Start of Excerpted records

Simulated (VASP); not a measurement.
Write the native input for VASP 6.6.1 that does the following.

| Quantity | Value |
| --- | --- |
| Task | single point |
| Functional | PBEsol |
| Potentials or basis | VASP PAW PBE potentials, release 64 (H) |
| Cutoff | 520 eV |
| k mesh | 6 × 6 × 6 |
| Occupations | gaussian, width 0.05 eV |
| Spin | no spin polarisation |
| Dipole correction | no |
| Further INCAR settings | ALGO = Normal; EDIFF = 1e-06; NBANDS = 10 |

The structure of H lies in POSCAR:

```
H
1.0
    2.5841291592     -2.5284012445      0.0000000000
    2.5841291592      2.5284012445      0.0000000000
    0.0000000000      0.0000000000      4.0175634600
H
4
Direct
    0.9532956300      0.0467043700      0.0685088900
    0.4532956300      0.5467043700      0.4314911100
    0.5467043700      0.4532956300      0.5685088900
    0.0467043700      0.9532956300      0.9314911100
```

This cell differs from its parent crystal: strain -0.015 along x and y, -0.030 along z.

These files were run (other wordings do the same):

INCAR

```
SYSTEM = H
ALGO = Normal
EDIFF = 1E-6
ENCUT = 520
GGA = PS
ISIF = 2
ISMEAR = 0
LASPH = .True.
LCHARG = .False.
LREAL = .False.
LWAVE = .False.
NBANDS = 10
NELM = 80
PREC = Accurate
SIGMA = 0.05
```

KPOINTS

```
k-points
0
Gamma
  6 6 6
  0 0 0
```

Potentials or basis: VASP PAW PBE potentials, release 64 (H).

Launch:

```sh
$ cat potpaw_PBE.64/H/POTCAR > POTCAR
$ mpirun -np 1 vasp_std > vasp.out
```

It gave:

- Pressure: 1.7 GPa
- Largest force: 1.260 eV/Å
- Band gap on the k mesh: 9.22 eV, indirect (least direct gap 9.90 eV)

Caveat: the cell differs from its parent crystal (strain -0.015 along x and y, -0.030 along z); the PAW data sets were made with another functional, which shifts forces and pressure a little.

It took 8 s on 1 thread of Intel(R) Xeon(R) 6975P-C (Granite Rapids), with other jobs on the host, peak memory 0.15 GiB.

End of Excerpted records

Assigned task — Starting at the line above that holds "- Band gap on" and ending at the line that holds "Caveat: the cell", transcribe each line exactly and include no other lines.

Answer area —
- Band gap on the k mesh: 9.22 eV, indirect (least direct gap 9.90 eV)

Caveat: the cell differs from its parent crystal (strain -0.015 along x and y, -0.030 along z); the PAW data sets were made with another functional, which shifts forces and pressure a little.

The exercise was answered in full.